◆ Action item ◆
Please output the data below exactly as given, starting at its first line and stopping after the line that contains "Potentials or basis: VASP".

◆ Provided records ◆
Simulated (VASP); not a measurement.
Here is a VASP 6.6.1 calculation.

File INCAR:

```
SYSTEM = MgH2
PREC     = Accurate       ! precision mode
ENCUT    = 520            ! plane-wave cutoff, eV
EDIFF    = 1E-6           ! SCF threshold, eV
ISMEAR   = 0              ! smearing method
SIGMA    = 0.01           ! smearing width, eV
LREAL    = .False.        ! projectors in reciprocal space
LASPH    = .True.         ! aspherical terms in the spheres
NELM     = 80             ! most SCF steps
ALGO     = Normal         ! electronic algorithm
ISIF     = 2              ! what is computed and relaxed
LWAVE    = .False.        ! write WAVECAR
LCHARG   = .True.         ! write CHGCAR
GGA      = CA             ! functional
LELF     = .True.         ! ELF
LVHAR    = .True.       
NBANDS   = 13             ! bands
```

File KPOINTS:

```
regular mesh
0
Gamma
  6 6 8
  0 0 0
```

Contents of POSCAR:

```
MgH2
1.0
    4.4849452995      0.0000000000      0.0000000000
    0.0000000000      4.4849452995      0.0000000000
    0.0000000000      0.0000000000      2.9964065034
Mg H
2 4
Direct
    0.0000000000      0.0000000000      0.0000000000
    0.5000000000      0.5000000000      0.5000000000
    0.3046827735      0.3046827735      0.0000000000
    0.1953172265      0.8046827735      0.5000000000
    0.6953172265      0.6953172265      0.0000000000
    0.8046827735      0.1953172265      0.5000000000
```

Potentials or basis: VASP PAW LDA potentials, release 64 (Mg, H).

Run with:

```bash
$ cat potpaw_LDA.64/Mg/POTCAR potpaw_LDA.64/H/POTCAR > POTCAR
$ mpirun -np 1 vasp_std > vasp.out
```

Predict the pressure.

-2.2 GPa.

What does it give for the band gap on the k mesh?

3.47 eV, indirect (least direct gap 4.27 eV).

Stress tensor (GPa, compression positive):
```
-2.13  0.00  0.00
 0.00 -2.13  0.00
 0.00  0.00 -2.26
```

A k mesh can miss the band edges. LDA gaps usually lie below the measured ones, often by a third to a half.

◆ Reply ◆
Simulated (VASP); not a measurement.
Here is a VASP 6.6.1 calculation.

File INCAR:

```
SYSTEM = MgH2
PREC     = Accurate       ! precision mode
ENCUT    = 520            ! plane-wave cutoff, eV
EDIFF    = 1E-6           ! SCF threshold, eV
ISMEAR   = 0              ! smearing method
SIGMA    = 0.01           ! smearing width, eV
LREAL    = .False.        ! projectors in reciprocal space
LASPH    = .True.         ! aspherical terms in the spheres
NELM     = 80             ! most SCF steps
ALGO     = Normal         ! electronic algorithm
ISIF     = 2              ! what is computed and relaxed
LWAVE    = .False.        ! write WAVECAR
LCHARG   = .True.         ! write CHGCAR
GGA      = CA             ! functional
LELF     = .True.         ! ELF
LVHAR    = .True.       
NBANDS   = 13             ! bands
```

File KPOINTS:

```
regular mesh
0
Gamma
  6 6 8
  0 0 0
```

Contents of POSCAR:

```
MgH2
1.0
    4.4849452995      0.0000000000      0.0000000000
    0.0000000000      4.4849452995      0.0000000000
    0.0000000000      0.0000000000      2.9964065034
Mg H
2 4
Direct
    0.0000000000      0.0000000000      0.0000000000
    0.5000000000      0.5000000000      0.5000000000
    0.3046827735      0.3046827735      0.0000000000
    0.1953172265      0.8046827735      0.5000000000
    0.6953172265      0.6953172265      0.0000000000
    0.8046827735      0.1953172265      0.5000000000
```

Potentials or basis: VASP PAW LDA potentials, release 64 (Mg, H).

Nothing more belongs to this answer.